*** Begin section ***

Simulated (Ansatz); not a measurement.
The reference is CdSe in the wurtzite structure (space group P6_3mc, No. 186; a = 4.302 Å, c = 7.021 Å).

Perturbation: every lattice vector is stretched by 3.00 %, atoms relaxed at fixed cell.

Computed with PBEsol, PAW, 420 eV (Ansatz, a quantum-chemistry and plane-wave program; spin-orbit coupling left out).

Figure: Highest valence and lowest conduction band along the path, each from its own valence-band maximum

*** End section ***

**REQUIREMENT**
Nothing in the records should be altered when they are written out again.

**TASK RESPONSE**
Simulated (Ansatz); not a measurement.
The reference is CdSe in the wurtzite structure (space group P6_3mc, No. 186; a = 4.302 Å, c = 7.021 Å).

Perturbation: every lattice vector is stretched by 3.00 %, atoms relaxed at fixed cell.

Computed with PBEsol, PAW, 420 eV (Ansatz, a quantum-chemistry and plane-wave program; spin-orbit coupling left out).

Figure: Highest valence and lowest conduction band along the path, each from its own valence-band maximum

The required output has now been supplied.